──────────

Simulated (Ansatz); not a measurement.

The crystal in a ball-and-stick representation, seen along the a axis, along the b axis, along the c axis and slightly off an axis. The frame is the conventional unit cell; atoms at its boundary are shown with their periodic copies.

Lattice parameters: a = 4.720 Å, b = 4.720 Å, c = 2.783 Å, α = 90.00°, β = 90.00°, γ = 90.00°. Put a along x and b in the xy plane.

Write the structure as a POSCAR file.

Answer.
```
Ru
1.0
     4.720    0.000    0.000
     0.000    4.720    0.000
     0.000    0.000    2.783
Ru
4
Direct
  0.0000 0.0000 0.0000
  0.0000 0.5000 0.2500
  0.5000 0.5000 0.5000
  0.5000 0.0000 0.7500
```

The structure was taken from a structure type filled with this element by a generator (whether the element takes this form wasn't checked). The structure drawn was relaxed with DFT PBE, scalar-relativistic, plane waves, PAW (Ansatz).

──────────

ASSIGNED TASK -
Produce the lines from the top of the listing through the "The crystal in" line exactly as they appear, with no additional output.

ANSWER BOX -
Simulated (Ansatz); not a measurement.

The crystal in a ball-and-stick representation, seen along the a axis, along the b axis, along the c axis and slightly off an axis. The frame is the conventional unit cell; atoms at its boundary are shown with their periodic copies.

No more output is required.